▶ _DATA EXCERPTS_:
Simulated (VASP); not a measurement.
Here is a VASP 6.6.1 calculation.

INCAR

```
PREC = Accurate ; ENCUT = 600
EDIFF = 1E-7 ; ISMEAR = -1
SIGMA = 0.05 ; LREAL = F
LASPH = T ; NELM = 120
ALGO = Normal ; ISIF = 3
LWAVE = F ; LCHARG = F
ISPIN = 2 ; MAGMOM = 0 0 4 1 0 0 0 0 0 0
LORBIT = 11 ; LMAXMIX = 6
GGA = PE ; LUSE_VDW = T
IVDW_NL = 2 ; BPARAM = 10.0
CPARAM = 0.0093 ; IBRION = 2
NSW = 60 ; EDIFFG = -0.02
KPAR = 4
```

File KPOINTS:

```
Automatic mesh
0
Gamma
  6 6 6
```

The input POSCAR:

▶ _WORK ORDER_:
Set down each entry again, exactly as written.

▶ _TASK SOLUTION_:
Simulated (VASP); not a measurement.
Here is a VASP 6.6.1 calculation.

INCAR

```
PREC = Accurate ; ENCUT = 600
EDIFF = 1E-7 ; ISMEAR = -1
SIGMA = 0.05 ; LREAL = F
LASPH = T ; NELM = 120
ALGO = Normal ; ISIF = 3
LWAVE = F ; LCHARG = F
ISPIN = 2 ; MAGMOM = 0 0 4 1 0 0 0 0 0 0
LORBIT = 11 ; LMAXMIX = 6
GGA = PE ; LUSE_VDW = T
IVDW_NL = 2 ; BPARAM = 10.0
CPARAM = 0.0093 ; IBRION = 2
NSW = 60 ; EDIFFG = -0.02
KPAR = 4
```

File KPOINTS:

```
Automatic mesh
0
Gamma
  6 6 6
```

The input POSCAR:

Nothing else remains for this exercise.